[Work instruction]:
Please take the records that follow and repeat exactly the lines starting with the line with "B. level PBE-based" and going on through the line with "Caveats: some runs".

[Data provided]:
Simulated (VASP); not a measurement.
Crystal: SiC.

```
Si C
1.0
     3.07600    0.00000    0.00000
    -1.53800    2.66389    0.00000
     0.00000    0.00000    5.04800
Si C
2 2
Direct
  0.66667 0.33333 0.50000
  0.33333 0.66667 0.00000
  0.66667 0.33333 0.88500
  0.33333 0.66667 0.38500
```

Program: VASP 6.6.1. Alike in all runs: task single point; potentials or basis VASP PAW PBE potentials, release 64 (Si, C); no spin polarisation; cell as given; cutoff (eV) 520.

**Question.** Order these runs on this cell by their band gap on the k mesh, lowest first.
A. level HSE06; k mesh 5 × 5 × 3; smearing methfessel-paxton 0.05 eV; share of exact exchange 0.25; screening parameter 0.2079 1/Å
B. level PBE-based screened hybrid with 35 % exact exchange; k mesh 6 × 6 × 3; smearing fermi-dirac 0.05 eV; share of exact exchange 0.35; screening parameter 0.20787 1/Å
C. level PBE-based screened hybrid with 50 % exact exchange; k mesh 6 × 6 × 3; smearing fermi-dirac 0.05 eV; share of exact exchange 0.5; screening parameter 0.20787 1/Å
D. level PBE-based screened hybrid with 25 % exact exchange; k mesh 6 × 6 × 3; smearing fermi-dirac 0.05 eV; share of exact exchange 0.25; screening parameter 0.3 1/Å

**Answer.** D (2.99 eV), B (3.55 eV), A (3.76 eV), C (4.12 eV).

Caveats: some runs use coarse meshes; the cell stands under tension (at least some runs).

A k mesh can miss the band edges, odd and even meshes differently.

[Written solution]:
B. level PBE-based screened hybrid with 35 % exact exchange; k mesh 6 × 6 × 3; smearing fermi-dirac 0.05 eV; share of exact exchange 0.35; screening parameter 0.20787 1/Å
C. level PBE-based screened hybrid with 50 % exact exchange; k mesh 6 × 6 × 3; smearing fermi-dirac 0.05 eV; share of exact exchange 0.5; screening parameter 0.20787 1/Å
D. level PBE-based screened hybrid with 25 % exact exchange; k mesh 6 × 6 × 3; smearing fermi-dirac 0.05 eV; share of exact exchange 0.25; screening parameter 0.3 1/Å

**Answer.** D (2.99 eV), B (3.55 eV), A (3.76 eV), C (4.12 eV).

Caveats: some runs use coarse meshes; the cell stands under tension (at least some runs).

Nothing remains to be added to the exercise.